┏━━

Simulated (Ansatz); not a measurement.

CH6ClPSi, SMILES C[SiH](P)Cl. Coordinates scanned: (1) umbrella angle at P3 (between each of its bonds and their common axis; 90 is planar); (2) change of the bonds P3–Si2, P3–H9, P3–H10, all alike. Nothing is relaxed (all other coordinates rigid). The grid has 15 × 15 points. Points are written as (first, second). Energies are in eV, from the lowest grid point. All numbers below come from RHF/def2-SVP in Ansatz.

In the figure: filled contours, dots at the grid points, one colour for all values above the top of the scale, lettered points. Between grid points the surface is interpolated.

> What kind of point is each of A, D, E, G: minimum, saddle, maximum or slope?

┗━━

Exercise:
The entries above should be set down again exactly as they appear.

Exercise result:
Simulated (Ansatz); not a measurement.

CH6ClPSi, SMILES C[SiH](P)Cl. Coordinates scanned: (1) umbrella angle at P3 (between each of its bonds and their common axis; 90 is planar); (2) change of the bonds P3–Si2, P3–H9, P3–H10, all alike. Nothing is relaxed (all other coordinates rigid). The grid has 15 × 15 points. Points are written as (first, second). Energies are in eV, from the lowest grid point. All numbers below come from RHF/def2-SVP in Ansatz.

In the figure: filled contours, dots at the grid points, one colour for all values above the top of the scale, lettered points. Between grid points the surface is interpolated.

> What kind of point is each of A, D, E, G: minimum, saddle, maximum or slope?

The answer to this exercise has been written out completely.